Please set down all of the data below verbatim.

%%

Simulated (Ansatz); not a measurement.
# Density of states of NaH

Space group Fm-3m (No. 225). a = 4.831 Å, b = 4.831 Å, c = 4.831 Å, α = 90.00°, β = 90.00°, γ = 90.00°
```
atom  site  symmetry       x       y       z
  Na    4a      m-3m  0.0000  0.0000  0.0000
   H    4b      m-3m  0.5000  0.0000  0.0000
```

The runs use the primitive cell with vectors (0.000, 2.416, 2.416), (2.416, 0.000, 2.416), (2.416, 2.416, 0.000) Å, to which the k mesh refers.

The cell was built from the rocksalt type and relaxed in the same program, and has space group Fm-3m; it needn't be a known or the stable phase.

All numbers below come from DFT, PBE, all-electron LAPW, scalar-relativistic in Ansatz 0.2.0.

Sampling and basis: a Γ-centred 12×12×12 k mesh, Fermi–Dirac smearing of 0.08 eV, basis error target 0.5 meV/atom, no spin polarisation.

%%

Reply —
Simulated (Ansatz); not a measurement.
# Density of states of NaH

Space group Fm-3m (No. 225). a = 4.831 Å, b = 4.831 Å, c = 4.831 Å, α = 90.00°, β = 90.00°, γ = 90.00°
```
atom  site  symmetry       x       y       z
  Na    4a      m-3m  0.0000  0.0000  0.0000
   H    4b      m-3m  0.5000  0.0000  0.0000
```

The runs use the primitive cell with vectors (0.000, 2.416, 2.416), (2.416, 0.000, 2.416), (2.416, 2.416, 0.000) Å, to which the k mesh refers.

The cell was built from the rocksalt type and relaxed in the same program, and has space group Fm-3m; it needn't be a known or the stable phase.

All numbers below come from DFT, PBE, all-electron LAPW, scalar-relativistic in Ansatz 0.2.0.

Sampling and basis: a Γ-centred 12×12×12 k mesh, Fermi–Dirac smearing of 0.08 eV, basis error target 0.5 meV/atom, no spin polarisation.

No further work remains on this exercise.